Brief:
Everything in the data that follows has to be repeated verbatim.

Record set:
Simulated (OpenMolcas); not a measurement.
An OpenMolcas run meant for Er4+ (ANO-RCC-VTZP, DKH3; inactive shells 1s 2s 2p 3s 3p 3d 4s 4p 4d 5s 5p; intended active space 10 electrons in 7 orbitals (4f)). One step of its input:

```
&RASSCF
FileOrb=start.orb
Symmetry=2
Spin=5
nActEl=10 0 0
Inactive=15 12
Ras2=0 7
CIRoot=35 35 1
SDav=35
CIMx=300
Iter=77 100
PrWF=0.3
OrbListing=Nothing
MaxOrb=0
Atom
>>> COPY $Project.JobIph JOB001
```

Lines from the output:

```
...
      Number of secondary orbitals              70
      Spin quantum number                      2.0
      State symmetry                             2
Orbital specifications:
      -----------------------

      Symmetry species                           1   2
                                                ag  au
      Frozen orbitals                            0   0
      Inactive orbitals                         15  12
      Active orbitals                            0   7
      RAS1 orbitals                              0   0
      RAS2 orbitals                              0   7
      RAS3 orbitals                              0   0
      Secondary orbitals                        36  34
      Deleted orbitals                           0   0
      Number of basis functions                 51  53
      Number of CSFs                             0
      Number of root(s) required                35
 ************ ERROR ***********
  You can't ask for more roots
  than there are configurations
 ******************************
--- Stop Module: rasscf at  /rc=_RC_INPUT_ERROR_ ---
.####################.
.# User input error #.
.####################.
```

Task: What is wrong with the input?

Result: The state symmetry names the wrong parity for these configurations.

Task output:
Simulated (OpenMolcas); not a measurement.
An OpenMolcas run meant for Er4+ (ANO-RCC-VTZP, DKH3; inactive shells 1s 2s 2p 3s 3p 3d 4s 4p 4d 5s 5p; intended active space 10 electrons in 7 orbitals (4f)). One step of its input:

```
&RASSCF
FileOrb=start.orb
Symmetry=2
Spin=5
nActEl=10 0 0
Inactive=15 12
Ras2=0 7
CIRoot=35 35 1
SDav=35
CIMx=300
Iter=77 100
PrWF=0.3
OrbListing=Nothing
MaxOrb=0
Atom
>>> COPY $Project.JobIph JOB001
```

Lines from the output:

```
...
      Number of secondary orbitals              70
      Spin quantum number                      2.0
      State symmetry                             2
Orbital specifications:
      -----------------------

      Symmetry species                           1   2
                                                ag  au
      Frozen orbitals                            0   0
      Inactive orbitals                         15  12
      Active orbitals                            0   7
      RAS1 orbitals                              0   0
      RAS2 orbitals                              0   7
      RAS3 orbitals                              0   0
      Secondary orbitals                        36  34
      Deleted orbitals                           0   0
      Number of basis functions                 51  53
      Number of CSFs                             0
      Number of root(s) required                35
 ************ ERROR ***********
  You can't ask for more roots
  than there are configurations
 ******************************
--- Stop Module: rasscf at  /rc=_RC_INPUT_ERROR_ ---
.####################.
.# User input error #.
.####################.
```

Task: What is wrong with the input?

Result: The state symmetry names the wrong parity for these configurations.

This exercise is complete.